# # # # #

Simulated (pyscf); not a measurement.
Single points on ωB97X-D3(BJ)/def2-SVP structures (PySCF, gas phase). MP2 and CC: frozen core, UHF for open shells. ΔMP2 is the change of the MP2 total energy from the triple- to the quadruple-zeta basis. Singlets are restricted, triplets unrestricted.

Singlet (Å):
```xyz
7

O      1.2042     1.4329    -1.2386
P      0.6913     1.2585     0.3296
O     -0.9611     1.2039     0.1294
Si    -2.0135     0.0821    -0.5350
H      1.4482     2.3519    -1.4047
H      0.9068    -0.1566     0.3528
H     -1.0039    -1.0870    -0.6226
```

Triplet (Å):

# # # # #

## Work request
Keeping every word as it is, repeat all of the records.

## Exercise result
Simulated (pyscf); not a measurement.
Single points on ωB97X-D3(BJ)/def2-SVP structures (PySCF, gas phase). MP2 and CC: frozen core, UHF for open shells. ΔMP2 is the change of the MP2 total energy from the triple- to the quadruple-zeta basis. Singlets are restricted, triplets unrestricted.

Singlet (Å):
```xyz
7

O      1.2042     1.4329    -1.2386
P      0.6913     1.2585     0.3296
O     -0.9611     1.2039     0.1294
Si    -2.0135     0.0821    -0.5350
H      1.4482     2.3519    -1.4047
H      0.9068    -0.1566     0.3528
H     -1.0039    -1.0870    -0.6226
```

Triplet (Å):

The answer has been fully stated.